* **Brief**
Give back every entry below, exactly as written.

* **Dataset extract**
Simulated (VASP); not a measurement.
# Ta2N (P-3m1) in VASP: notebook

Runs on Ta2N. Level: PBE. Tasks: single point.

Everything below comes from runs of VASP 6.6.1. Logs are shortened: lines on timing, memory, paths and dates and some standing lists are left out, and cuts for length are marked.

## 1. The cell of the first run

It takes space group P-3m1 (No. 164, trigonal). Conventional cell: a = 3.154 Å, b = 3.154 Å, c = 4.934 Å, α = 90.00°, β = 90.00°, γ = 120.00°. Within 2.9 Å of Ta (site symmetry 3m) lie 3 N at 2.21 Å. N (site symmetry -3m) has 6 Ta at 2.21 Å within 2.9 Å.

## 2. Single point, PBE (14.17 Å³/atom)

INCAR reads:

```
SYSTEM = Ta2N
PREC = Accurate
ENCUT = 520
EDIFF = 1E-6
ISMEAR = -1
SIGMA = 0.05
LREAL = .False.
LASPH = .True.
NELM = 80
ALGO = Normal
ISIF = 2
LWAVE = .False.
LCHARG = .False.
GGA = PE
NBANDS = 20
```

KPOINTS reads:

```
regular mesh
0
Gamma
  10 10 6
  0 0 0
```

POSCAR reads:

* **Answer box**
Simulated (VASP); not a measurement.
# Ta2N (P-3m1) in VASP: notebook

Runs on Ta2N. Level: PBE. Tasks: single point.

Everything below comes from runs of VASP 6.6.1. Logs are shortened: lines on timing, memory, paths and dates and some standing lists are left out, and cuts for length are marked.

## 1. The cell of the first run

It takes space group P-3m1 (No. 164, trigonal). Conventional cell: a = 3.154 Å, b = 3.154 Å, c = 4.934 Å, α = 90.00°, β = 90.00°, γ = 120.00°. Within 2.9 Å of Ta (site symmetry 3m) lie 3 N at 2.21 Å. N (site symmetry -3m) has 6 Ta at 2.21 Å within 2.9 Å.

## 2. Single point, PBE (14.17 Å³/atom)

INCAR reads:

```
SYSTEM = Ta2N
PREC = Accurate
ENCUT = 520
EDIFF = 1E-6
ISMEAR = -1
SIGMA = 0.05
LREAL = .False.
LASPH = .True.
NELM = 80
ALGO = Normal
ISIF = 2
LWAVE = .False.
LCHARG = .False.
GGA = PE
NBANDS = 20
```

KPOINTS reads:

```
regular mesh
0
Gamma
  10 10 6
  0 0 0
```

POSCAR reads:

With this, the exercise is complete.